------------
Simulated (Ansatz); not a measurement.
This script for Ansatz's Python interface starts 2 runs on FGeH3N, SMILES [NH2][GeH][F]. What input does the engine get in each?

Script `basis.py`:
------------

### REQUIRED ACTION:
Set down every record once more, exactly as written.

### WRITTEN REPLY:
Simulated (Ansatz); not a measurement.
This script for Ansatz's Python interface starts 2 runs on FGeH3N, SMILES [NH2][GeH][F]. What input does the engine get in each?

Script `basis.py`:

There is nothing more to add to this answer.